» Action item: In full and without alteration, write out the records.

» Data to examine:
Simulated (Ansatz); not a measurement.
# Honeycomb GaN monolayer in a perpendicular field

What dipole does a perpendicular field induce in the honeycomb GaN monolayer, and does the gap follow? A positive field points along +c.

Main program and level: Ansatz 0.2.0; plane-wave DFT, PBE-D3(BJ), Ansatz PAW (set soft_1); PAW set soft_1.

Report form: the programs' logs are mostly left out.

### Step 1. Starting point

» Task output:
Simulated (Ansatz); not a measurement.
# Honeycomb GaN monolayer in a perpendicular field

What dipole does a perpendicular field induce in the honeycomb GaN monolayer, and does the gap follow? A positive field points along +c.

Main program and level: Ansatz 0.2.0; plane-wave DFT, PBE-D3(BJ), Ansatz PAW (set soft_1); PAW set soft_1.

Report form: the programs' logs are mostly left out.

### Step 1. Starting point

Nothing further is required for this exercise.